------ DATA EXCERPTS ------

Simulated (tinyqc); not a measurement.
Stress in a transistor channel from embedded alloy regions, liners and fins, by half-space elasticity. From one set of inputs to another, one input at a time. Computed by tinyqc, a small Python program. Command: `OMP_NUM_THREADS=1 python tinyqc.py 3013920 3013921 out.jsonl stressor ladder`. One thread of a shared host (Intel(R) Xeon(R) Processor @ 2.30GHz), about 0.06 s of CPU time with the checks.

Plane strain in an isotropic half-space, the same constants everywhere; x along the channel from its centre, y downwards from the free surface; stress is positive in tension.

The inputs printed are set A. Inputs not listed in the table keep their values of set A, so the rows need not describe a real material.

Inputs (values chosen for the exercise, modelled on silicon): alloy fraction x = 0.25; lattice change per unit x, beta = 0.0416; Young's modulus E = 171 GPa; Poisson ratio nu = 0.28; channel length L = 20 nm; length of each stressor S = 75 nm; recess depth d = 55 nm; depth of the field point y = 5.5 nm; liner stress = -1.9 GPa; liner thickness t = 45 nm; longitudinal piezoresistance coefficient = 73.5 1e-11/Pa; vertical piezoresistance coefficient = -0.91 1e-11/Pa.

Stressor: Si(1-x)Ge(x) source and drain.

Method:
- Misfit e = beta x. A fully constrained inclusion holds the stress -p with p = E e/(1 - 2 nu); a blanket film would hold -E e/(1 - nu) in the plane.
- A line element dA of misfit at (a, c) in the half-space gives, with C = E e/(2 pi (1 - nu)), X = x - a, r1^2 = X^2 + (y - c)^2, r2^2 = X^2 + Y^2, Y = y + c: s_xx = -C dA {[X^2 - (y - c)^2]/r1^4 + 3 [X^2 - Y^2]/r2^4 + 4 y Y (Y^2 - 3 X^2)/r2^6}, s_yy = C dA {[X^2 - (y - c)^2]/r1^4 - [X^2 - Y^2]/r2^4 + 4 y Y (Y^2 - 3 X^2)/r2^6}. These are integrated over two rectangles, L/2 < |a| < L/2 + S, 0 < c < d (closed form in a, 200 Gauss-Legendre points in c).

------

(WORK TASK) Given the records above, return exactly the lines starting at the line containing "Stress in a" and ending at the line containing "- Misfit e = beta", including both.

(PROBLEM SOLUTION)
Stress in a transistor channel from embedded alloy regions, liners and fins, by half-space elasticity. From one set of inputs to another, one input at a time. Computed by tinyqc, a small Python program. Command: `OMP_NUM_THREADS=1 python tinyqc.py 3013920 3013921 out.jsonl stressor ladder`. One thread of a shared host (Intel(R) Xeon(R) Processor @ 2.30GHz), about 0.06 s of CPU time with the checks.

Plane strain in an isotropic half-space, the same constants everywhere; x along the channel from its centre, y downwards from the free surface; stress is positive in tension.

The inputs printed are set A. Inputs not listed in the table keep their values of set A, so the rows need not describe a real material.

Inputs (values chosen for the exercise, modelled on silicon): alloy fraction x = 0.25; lattice change per unit x, beta = 0.0416; Young's modulus E = 171 GPa; Poisson ratio nu = 0.28; channel length L = 20 nm; length of each stressor S = 75 nm; recess depth d = 55 nm; depth of the field point y = 5.5 nm; liner stress = -1.9 GPa; liner thickness t = 45 nm; longitudinal piezoresistance coefficient = 73.5 1e-11/Pa; vertical piezoresistance coefficient = -0.91 1e-11/Pa.

Stressor: Si(1-x)Ge(x) source and drain.

Method:
- Misfit e = beta x. A fully constrained inclusion holds the stress -p with p = E e/(1 - 2 nu); a blanket film would hold -E e/(1 - nu) in the plane.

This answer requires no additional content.